§ **Assigned task**: Transcribe the following entries word for word. End with the line where "Question: Estimate Ansatz's values." appears.

# # # # #

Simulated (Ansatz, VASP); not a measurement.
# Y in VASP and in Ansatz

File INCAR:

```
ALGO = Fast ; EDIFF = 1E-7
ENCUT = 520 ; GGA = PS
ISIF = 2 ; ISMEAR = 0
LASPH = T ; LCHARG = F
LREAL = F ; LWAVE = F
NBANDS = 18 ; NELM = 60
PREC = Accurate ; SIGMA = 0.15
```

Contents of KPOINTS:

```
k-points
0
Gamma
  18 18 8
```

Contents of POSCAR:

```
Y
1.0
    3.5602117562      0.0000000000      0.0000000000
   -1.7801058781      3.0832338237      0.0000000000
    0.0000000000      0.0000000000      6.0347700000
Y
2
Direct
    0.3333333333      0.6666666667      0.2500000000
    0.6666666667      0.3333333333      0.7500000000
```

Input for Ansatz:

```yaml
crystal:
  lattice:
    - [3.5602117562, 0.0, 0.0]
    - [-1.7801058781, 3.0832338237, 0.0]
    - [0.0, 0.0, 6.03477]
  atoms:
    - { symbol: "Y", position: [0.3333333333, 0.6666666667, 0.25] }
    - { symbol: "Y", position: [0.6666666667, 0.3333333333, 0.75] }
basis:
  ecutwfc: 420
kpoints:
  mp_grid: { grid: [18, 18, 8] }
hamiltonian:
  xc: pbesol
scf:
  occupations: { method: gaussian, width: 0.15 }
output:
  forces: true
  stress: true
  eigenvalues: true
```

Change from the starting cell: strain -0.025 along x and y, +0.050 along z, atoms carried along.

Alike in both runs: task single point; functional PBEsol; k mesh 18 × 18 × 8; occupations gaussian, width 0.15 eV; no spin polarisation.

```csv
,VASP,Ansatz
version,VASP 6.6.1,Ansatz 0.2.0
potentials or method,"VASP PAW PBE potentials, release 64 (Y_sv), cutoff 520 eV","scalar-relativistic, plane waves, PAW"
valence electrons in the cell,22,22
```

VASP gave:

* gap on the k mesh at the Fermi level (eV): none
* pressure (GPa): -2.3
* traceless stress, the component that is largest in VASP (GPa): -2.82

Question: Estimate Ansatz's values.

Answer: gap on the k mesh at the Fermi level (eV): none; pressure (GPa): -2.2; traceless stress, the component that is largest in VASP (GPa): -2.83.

# # # # #

§ **Answer space**:
Simulated (Ansatz, VASP); not a measurement.
# Y in VASP and in Ansatz

File INCAR:

```
ALGO = Fast ; EDIFF = 1E-7
ENCUT = 520 ; GGA = PS
ISIF = 2 ; ISMEAR = 0
LASPH = T ; LCHARG = F
LREAL = F ; LWAVE = F
NBANDS = 18 ; NELM = 60
PREC = Accurate ; SIGMA = 0.15
```

Contents of KPOINTS:

```
k-points
0
Gamma
  18 18 8
```

Contents of POSCAR:

```
Y
1.0
    3.5602117562      0.0000000000      0.0000000000
   -1.7801058781      3.0832338237      0.0000000000
    0.0000000000      0.0000000000      6.0347700000
Y
2
Direct
    0.3333333333      0.6666666667      0.2500000000
    0.6666666667      0.3333333333      0.7500000000
```

Input for Ansatz:

```yaml
crystal:
  lattice:
    - [3.5602117562, 0.0, 0.0]
    - [-1.7801058781, 3.0832338237, 0.0]
    - [0.0, 0.0, 6.03477]
  atoms:
    - { symbol: "Y", position: [0.3333333333, 0.6666666667, 0.25] }
    - { symbol: "Y", position: [0.6666666667, 0.3333333333, 0.75] }
basis:
  ecutwfc: 420
kpoints:
  mp_grid: { grid: [18, 18, 8] }
hamiltonian:
  xc: pbesol
scf:
  occupations: { method: gaussian, width: 0.15 }
output:
  forces: true
  stress: true
  eigenvalues: true
```

Change from the starting cell: strain -0.025 along x and y, +0.050 along z, atoms carried along.

Alike in both runs: task single point; functional PBEsol; k mesh 18 × 18 × 8; occupations gaussian, width 0.15 eV; no spin polarisation.

```csv
,VASP,Ansatz
version,VASP 6.6.1,Ansatz 0.2.0
potentials or method,"VASP PAW PBE potentials, release 64 (Y_sv), cutoff 520 eV","scalar-relativistic, plane waves, PAW"
valence electrons in the cell,22,22
```

VASP gave:

* gap on the k mesh at the Fermi level (eV): none
* pressure (GPa): -2.3
* traceless stress, the component that is largest in VASP (GPa): -2.82

Question: Estimate Ansatz's values.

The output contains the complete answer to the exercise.